_Data section_
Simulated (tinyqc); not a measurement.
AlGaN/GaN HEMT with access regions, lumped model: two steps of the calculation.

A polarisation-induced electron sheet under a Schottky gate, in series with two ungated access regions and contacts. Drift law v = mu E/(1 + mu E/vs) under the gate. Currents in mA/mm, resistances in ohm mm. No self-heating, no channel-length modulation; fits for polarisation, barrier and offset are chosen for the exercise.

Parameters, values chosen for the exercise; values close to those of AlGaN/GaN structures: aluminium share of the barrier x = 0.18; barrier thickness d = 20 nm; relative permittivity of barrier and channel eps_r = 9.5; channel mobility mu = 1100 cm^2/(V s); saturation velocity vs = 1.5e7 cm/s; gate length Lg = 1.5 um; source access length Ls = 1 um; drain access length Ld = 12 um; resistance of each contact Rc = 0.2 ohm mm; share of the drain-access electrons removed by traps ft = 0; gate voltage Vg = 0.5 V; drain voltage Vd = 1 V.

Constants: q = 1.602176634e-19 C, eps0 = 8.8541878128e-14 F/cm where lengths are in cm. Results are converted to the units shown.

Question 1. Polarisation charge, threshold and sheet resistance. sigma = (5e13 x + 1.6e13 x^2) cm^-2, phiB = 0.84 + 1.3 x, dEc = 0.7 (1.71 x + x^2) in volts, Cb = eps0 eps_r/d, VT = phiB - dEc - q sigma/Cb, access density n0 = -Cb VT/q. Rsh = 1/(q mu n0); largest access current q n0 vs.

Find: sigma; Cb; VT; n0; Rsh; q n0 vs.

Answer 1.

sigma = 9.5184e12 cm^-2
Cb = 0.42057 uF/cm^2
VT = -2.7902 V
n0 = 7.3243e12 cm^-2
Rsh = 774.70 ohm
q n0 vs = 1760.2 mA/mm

_Exercise_
Return exactly, and only, the lines from the start of the listing through the line with "A polarisation-induced electron".

_Answer section_
Simulated (tinyqc); not a measurement.
AlGaN/GaN HEMT with access regions, lumped model: two steps of the calculation.

A polarisation-induced electron sheet under a Schottky gate, in series with two ungated access regions and contacts. Drift law v = mu E/(1 + mu E/vs) under the gate. Currents in mA/mm, resistances in ohm mm. No self-heating, no channel-length modulation; fits for polarisation, barrier and offset are chosen for the exercise.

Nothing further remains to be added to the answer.